# # # # # # #

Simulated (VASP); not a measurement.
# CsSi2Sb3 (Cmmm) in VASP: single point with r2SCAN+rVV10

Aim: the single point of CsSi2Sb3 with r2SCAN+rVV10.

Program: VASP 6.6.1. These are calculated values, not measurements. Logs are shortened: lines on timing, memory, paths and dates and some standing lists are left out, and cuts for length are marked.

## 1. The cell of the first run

# # # # # # #

The entries are to be repeated exactly, with nothing altered.

Simulated (VASP); not a measurement.
# CsSi2Sb3 (Cmmm) in VASP: single point with r2SCAN+rVV10

Aim: the single point of CsSi2Sb3 with r2SCAN+rVV10.

Program: VASP 6.6.1. These are calculated values, not measurements. Logs are shortened: lines on timing, memory, paths and dates and some standing lists are left out, and cuts for length are marked.

## 1. The cell of the first run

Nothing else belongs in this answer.